##### INFORMATION

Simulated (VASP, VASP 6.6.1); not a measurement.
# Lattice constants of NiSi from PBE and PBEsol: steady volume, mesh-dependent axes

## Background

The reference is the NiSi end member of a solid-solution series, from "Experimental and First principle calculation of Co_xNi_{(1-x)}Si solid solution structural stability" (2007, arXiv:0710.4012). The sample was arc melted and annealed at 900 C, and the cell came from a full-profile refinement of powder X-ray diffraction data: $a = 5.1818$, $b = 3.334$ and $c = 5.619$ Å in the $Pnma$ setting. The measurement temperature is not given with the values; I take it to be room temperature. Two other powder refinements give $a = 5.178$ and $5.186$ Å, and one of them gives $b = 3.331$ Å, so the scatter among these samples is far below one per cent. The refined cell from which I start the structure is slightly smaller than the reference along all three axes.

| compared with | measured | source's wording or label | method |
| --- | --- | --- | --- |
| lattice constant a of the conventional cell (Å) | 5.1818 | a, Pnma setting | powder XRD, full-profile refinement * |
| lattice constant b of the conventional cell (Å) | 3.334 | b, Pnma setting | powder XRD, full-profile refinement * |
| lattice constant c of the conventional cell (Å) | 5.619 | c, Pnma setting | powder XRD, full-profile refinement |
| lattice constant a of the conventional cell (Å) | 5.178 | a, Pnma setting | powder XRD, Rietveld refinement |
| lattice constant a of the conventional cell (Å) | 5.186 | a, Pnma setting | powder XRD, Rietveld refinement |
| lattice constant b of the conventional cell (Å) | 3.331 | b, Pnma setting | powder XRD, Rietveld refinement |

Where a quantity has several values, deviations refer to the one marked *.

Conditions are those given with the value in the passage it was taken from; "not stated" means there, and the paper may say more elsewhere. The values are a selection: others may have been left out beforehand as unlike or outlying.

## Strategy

##########

Set down, from the entries above, exactly the lines from the one with "# Lattice constants" up to and including the one with "## Background", and no other lines.

● **WORKED SOLUTION**
# Lattice constants of NiSi from PBE and PBEsol: steady volume, mesh-dependent axes

## Background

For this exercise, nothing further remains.